Given data:
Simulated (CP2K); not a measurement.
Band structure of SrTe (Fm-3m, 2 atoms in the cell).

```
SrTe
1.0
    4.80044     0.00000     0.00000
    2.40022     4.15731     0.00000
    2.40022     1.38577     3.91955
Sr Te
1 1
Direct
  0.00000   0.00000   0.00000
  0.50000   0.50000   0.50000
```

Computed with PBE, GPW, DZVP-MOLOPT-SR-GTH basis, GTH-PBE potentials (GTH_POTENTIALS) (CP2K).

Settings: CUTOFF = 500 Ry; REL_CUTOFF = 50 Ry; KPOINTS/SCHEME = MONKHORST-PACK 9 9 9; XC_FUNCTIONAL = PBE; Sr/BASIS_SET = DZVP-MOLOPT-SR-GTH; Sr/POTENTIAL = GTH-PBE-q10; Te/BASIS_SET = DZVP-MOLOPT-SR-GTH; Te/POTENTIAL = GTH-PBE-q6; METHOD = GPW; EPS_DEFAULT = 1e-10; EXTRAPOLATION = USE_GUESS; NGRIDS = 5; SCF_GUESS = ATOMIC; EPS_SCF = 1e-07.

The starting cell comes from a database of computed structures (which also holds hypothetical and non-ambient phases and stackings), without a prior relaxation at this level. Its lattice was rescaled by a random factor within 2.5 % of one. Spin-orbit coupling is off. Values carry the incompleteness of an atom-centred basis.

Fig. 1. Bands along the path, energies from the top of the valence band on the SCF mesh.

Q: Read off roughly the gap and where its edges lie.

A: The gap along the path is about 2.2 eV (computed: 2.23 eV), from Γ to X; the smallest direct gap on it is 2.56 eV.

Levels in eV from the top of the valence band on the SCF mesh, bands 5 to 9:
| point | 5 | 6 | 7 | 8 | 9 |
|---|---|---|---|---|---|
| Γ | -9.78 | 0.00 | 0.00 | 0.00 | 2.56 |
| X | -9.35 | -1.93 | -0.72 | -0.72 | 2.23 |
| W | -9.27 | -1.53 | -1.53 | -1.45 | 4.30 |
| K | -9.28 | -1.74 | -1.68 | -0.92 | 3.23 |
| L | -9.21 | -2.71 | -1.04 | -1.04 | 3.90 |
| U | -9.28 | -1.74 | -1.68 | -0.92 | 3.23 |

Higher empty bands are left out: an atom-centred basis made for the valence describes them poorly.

Activity: Using the records above, set down exactly the lines from the one with "A: The gap along" through the one with "-0.72 | 2.23 |", inclusive, and nothing more.

Expected answer:
A: The gap along the path is about 2.2 eV (computed: 2.23 eV), from Γ to X; the smallest direct gap on it is 2.56 eV.

Levels in eV from the top of the valence band on the SCF mesh, bands 5 to 9:
| point | 5 | 6 | 7 | 8 | 9 |
|---|---|---|---|---|---|
| Γ | -9.78 | 0.00 | 0.00 | 0.00 | 2.56 |
| X | -9.35 | -1.93 | -0.72 | -0.72 | 2.23 |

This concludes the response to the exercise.